Segment Open

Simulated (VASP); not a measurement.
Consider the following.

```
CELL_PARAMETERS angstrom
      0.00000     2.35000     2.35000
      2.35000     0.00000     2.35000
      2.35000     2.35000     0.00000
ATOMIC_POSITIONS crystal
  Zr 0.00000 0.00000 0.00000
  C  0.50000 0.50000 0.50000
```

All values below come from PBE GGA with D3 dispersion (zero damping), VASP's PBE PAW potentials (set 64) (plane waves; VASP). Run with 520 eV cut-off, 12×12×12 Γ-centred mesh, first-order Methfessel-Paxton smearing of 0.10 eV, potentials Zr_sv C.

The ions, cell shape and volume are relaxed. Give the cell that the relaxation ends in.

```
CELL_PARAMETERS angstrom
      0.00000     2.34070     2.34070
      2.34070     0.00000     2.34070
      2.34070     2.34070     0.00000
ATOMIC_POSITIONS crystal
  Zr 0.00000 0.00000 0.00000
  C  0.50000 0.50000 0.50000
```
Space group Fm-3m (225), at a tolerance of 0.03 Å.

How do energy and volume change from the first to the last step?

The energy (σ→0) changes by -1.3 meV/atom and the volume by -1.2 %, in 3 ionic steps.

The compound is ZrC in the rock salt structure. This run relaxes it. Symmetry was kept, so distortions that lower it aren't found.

Segment Closed

One inclusive range is required: first line of the data through the line containing "The energy (σ→0)". Set it down exactly and output nothing else.

Simulated (VASP); not a measurement.
Consider the following.

```
CELL_PARAMETERS angstrom
      0.00000     2.35000     2.35000
      2.35000     0.00000     2.35000
      2.35000     2.35000     0.00000
ATOMIC_POSITIONS crystal
  Zr 0.00000 0.00000 0.00000
  C  0.50000 0.50000 0.50000
```

All values below come from PBE GGA with D3 dispersion (zero damping), VASP's PBE PAW potentials (set 64) (plane waves; VASP). Run with 520 eV cut-off, 12×12×12 Γ-centred mesh, first-order Methfessel-Paxton smearing of 0.10 eV, potentials Zr_sv C.

The ions, cell shape and volume are relaxed. Give the cell that the relaxation ends in.

```
CELL_PARAMETERS angstrom
      0.00000     2.34070     2.34070
      2.34070     0.00000     2.34070
      2.34070     2.34070     0.00000
ATOMIC_POSITIONS crystal
  Zr 0.00000 0.00000 0.00000
  C  0.50000 0.50000 0.50000
```
Space group Fm-3m (225), at a tolerance of 0.03 Å.

How do energy and volume change from the first to the last step?

The energy (σ→0) changes by -1.3 meV/atom and the volume by -1.2 %, in 3 ionic steps.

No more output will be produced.